INFORMATION SHOWN:
▼▼▼

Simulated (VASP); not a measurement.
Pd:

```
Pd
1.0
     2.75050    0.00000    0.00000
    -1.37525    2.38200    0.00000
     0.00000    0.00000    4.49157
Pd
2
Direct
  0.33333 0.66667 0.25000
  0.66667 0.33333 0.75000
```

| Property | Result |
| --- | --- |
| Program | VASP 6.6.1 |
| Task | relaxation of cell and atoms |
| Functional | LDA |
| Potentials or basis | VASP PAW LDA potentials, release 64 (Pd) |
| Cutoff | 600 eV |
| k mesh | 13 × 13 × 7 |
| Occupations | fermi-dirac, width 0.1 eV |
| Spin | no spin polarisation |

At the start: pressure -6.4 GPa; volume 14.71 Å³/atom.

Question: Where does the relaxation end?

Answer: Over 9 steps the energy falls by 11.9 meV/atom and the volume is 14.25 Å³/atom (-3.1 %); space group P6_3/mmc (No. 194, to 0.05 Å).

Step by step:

▲▲▲

WORK ITEM:
Every piece of the data is to be set down again exactly.

TASK RESPONSE:
Simulated (VASP); not a measurement.
Pd:

```
Pd
1.0
     2.75050    0.00000    0.00000
    -1.37525    2.38200    0.00000
     0.00000    0.00000    4.49157
Pd
2
Direct
  0.33333 0.66667 0.25000
  0.66667 0.33333 0.75000
```

| Property | Result |
| --- | --- |
| Program | VASP 6.6.1 |
| Task | relaxation of cell and atoms |
| Functional | LDA |
| Potentials or basis | VASP PAW LDA potentials, release 64 (Pd) |
| Cutoff | 600 eV |
| k mesh | 13 × 13 × 7 |
| Occupations | fermi-dirac, width 0.1 eV |
| Spin | no spin polarisation |

At the start: pressure -6.4 GPa; volume 14.71 Å³/atom.

Question: Where does the relaxation end?

Answer: Over 9 steps the energy falls by 11.9 meV/atom and the volume is 14.25 Å³/atom (-3.1 %); space group P6_3/mmc (No. 194, to 0.05 Å).

Step by step:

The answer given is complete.